- **Work instruction**: The records should be restated exactly from their first line through the line with "Calculated order at" in it.

=-=-=-=-=

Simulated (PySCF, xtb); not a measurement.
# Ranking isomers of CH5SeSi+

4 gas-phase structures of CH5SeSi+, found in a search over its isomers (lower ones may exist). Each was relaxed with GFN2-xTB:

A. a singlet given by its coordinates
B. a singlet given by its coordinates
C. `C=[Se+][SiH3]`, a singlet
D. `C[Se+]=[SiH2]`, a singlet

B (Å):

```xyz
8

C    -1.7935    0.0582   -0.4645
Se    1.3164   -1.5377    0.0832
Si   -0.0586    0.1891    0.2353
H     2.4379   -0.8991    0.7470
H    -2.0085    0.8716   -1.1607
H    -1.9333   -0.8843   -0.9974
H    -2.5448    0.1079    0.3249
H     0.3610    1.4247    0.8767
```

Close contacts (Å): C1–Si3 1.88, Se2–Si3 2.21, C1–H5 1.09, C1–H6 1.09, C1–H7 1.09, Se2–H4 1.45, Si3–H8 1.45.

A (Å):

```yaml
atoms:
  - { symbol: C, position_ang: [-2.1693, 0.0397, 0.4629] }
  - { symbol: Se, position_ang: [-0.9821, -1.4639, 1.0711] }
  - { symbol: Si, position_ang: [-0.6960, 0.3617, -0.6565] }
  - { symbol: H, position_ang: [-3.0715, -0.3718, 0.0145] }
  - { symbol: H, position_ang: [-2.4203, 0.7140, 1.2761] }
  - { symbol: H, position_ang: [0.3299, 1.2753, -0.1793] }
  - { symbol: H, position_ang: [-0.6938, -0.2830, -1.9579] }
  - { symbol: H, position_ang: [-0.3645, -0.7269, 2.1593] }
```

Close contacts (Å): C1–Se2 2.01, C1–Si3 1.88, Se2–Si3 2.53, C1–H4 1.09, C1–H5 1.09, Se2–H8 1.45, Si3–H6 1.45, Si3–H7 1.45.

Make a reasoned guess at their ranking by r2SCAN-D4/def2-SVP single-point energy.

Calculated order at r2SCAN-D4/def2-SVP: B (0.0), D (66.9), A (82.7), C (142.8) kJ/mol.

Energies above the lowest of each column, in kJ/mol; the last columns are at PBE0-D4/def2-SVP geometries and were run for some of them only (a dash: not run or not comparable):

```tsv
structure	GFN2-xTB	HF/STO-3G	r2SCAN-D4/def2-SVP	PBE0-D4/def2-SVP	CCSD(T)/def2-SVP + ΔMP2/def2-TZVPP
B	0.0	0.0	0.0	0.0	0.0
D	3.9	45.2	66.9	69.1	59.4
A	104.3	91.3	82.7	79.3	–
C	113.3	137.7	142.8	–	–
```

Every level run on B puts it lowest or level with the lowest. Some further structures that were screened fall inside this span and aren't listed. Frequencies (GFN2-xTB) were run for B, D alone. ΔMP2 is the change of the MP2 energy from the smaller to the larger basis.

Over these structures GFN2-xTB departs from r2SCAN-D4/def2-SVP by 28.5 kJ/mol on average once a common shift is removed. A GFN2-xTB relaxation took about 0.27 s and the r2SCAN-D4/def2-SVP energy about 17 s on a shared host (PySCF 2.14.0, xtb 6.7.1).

=-=-=-=-=

- **Solution**:
Simulated (PySCF, xtb); not a measurement.
# Ranking isomers of CH5SeSi+

4 gas-phase structures of CH5SeSi+, found in a search over its isomers (lower ones may exist). Each was relaxed with GFN2-xTB:

A. a singlet given by its coordinates
B. a singlet given by its coordinates
C. `C=[Se+][SiH3]`, a singlet
D. `C[Se+]=[SiH2]`, a singlet

B (Å):

```xyz
8

C    -1.7935    0.0582   -0.4645
Se    1.3164   -1.5377    0.0832
Si   -0.0586    0.1891    0.2353
H     2.4379   -0.8991    0.7470
H    -2.0085    0.8716   -1.1607
H    -1.9333   -0.8843   -0.9974
H    -2.5448    0.1079    0.3249
H     0.3610    1.4247    0.8767
```

Close contacts (Å): C1–Si3 1.88, Se2–Si3 2.21, C1–H5 1.09, C1–H6 1.09, C1–H7 1.09, Se2–H4 1.45, Si3–H8 1.45.

A (Å):

```yaml
atoms:
  - { symbol: C, position_ang: [-2.1693, 0.0397, 0.4629] }
  - { symbol: Se, position_ang: [-0.9821, -1.4639, 1.0711] }
  - { symbol: Si, position_ang: [-0.6960, 0.3617, -0.6565] }
  - { symbol: H, position_ang: [-3.0715, -0.3718, 0.0145] }
  - { symbol: H, position_ang: [-2.4203, 0.7140, 1.2761] }
  - { symbol: H, position_ang: [0.3299, 1.2753, -0.1793] }
  - { symbol: H, position_ang: [-0.6938, -0.2830, -1.9579] }
  - { symbol: H, position_ang: [-0.3645, -0.7269, 2.1593] }
```

Close contacts (Å): C1–Se2 2.01, C1–Si3 1.88, Se2–Si3 2.53, C1–H4 1.09, C1–H5 1.09, Se2–H8 1.45, Si3–H6 1.45, Si3–H7 1.45.

Make a reasoned guess at their ranking by r2SCAN-D4/def2-SVP single-point energy.

Calculated order at r2SCAN-D4/def2-SVP: B (0.0), D (66.9), A (82.7), C (142.8) kJ/mol.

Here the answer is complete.